The answer must be an exact reproduction of all the entries.

START Dataset content

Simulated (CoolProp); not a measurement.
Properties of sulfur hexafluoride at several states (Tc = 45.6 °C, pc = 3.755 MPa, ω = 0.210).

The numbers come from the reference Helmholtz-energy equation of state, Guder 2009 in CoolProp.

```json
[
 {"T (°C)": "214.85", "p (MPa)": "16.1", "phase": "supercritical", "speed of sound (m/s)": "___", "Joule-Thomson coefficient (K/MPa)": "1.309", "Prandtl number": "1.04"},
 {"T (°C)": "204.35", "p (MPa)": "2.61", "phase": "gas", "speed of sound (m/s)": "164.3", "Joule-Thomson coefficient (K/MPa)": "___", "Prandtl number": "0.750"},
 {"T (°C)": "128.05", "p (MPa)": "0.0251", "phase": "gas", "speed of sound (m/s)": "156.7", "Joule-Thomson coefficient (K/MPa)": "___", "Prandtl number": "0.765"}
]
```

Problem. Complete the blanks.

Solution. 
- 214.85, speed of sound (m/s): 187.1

END Dataset content

• **Response box**:
Simulated (CoolProp); not a measurement.
Properties of sulfur hexafluoride at several states (Tc = 45.6 °C, pc = 3.755 MPa, ω = 0.210).

The numbers come from the reference Helmholtz-energy equation of state, Guder 2009 in CoolProp.

```json
[
 {"T (°C)": "214.85", "p (MPa)": "16.1", "phase": "supercritical", "speed of sound (m/s)": "___", "Joule-Thomson coefficient (K/MPa)": "1.309", "Prandtl number": "1.04"},
 {"T (°C)": "204.35", "p (MPa)": "2.61", "phase": "gas", "speed of sound (m/s)": "164.3", "Joule-Thomson coefficient (K/MPa)": "___", "Prandtl number": "0.750"},
 {"T (°C)": "128.05", "p (MPa)": "0.0251", "phase": "gas", "speed of sound (m/s)": "156.7", "Joule-Thomson coefficient (K/MPa)": "___", "Prandtl number": "0.765"}
]
```

Problem. Complete the blanks.

Solution. 
- 214.85, speed of sound (m/s): 187.1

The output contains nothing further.